WORK ORDER:
Please output the lines shown below exactly as they appear.

- Opening Delimiter -
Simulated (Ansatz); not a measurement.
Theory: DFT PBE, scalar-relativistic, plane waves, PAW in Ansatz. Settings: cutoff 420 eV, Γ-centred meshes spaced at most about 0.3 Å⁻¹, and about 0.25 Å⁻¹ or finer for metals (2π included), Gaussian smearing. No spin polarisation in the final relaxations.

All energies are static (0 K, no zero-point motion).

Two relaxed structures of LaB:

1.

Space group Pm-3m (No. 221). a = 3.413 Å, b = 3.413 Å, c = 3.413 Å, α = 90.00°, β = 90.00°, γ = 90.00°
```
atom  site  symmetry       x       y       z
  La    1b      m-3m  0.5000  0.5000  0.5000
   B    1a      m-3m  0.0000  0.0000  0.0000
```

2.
- Closing Delimiter -

ANSWER AREA:
Simulated (Ansatz); not a measurement.
Theory: DFT PBE, scalar-relativistic, plane waves, PAW in Ansatz. Settings: cutoff 420 eV, Γ-centred meshes spaced at most about 0.3 Å⁻¹, and about 0.25 Å⁻¹ or finer for metals (2π included), Gaussian smearing. No spin polarisation in the final relaxations.

All energies are static (0 K, no zero-point motion).

Two relaxed structures of LaB:

1.

Space group Pm-3m (No. 221). a = 3.413 Å, b = 3.413 Å, c = 3.413 Å, α = 90.00°, β = 90.00°, γ = 90.00°
```
atom  site  symmetry       x       y       z
  La    1b      m-3m  0.5000  0.5000  0.5000
   B    1a      m-3m  0.0000  0.0000  0.0000
```

2.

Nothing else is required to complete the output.